• _Record extracts_
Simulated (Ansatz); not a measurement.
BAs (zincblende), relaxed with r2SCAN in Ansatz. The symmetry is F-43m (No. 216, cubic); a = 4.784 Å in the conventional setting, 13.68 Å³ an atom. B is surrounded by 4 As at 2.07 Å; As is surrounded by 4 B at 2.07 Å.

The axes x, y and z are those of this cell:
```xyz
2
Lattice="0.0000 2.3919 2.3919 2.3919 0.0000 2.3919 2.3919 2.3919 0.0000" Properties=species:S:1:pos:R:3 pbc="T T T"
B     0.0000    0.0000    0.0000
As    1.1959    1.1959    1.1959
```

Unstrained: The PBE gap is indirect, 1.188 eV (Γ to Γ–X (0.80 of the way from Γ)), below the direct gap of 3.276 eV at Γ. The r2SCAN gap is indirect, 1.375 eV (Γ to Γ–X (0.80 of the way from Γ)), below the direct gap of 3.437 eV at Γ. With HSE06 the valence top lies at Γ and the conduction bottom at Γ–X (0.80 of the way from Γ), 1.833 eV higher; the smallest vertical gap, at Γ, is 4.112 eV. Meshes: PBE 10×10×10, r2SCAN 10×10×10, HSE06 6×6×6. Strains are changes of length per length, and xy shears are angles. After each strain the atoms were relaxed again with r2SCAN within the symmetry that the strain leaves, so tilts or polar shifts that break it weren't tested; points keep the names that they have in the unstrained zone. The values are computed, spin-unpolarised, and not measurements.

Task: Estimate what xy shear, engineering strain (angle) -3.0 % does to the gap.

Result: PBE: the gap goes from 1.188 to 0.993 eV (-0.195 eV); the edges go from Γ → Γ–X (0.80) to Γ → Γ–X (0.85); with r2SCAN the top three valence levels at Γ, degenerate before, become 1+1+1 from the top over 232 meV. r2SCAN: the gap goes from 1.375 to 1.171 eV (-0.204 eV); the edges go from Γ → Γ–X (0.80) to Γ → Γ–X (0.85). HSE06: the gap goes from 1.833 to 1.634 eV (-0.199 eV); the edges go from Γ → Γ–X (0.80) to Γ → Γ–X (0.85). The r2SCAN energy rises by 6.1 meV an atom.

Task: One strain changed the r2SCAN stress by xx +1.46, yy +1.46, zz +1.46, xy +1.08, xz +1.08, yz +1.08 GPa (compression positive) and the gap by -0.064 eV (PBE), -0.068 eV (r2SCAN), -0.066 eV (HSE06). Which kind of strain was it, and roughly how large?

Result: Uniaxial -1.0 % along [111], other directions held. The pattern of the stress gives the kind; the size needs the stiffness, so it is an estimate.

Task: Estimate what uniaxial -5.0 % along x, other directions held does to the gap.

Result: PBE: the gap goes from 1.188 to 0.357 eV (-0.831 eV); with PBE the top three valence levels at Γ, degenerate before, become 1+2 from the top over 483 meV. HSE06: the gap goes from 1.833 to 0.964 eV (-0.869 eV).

• _Required action_
Restate word for word the entries above from the line with "Result: PBE: the gap goes from 1.188 to 0.993" through the line with "Task: Estimate what uniaxial", inclusive, leaving out everything else.

• _Response box_
Result: PBE: the gap goes from 1.188 to 0.993 eV (-0.195 eV); the edges go from Γ → Γ–X (0.80) to Γ → Γ–X (0.85); with r2SCAN the top three valence levels at Γ, degenerate before, become 1+1+1 from the top over 232 meV. r2SCAN: the gap goes from 1.375 to 1.171 eV (-0.204 eV); the edges go from Γ → Γ–X (0.80) to Γ → Γ–X (0.85). HSE06: the gap goes from 1.833 to 1.634 eV (-0.199 eV); the edges go from Γ → Γ–X (0.80) to Γ → Γ–X (0.85). The r2SCAN energy rises by 6.1 meV an atom.

Task: One strain changed the r2SCAN stress by xx +1.46, yy +1.46, zz +1.46, xy +1.08, xz +1.08, yz +1.08 GPa (compression positive) and the gap by -0.064 eV (PBE), -0.068 eV (r2SCAN), -0.066 eV (HSE06). Which kind of strain was it, and roughly how large?

Result: Uniaxial -1.0 % along [111], other directions held. The pattern of the stress gives the kind; the size needs the stiffness, so it is an estimate.

Task: Estimate what uniaxial -5.0 % along x, other directions held does to the gap.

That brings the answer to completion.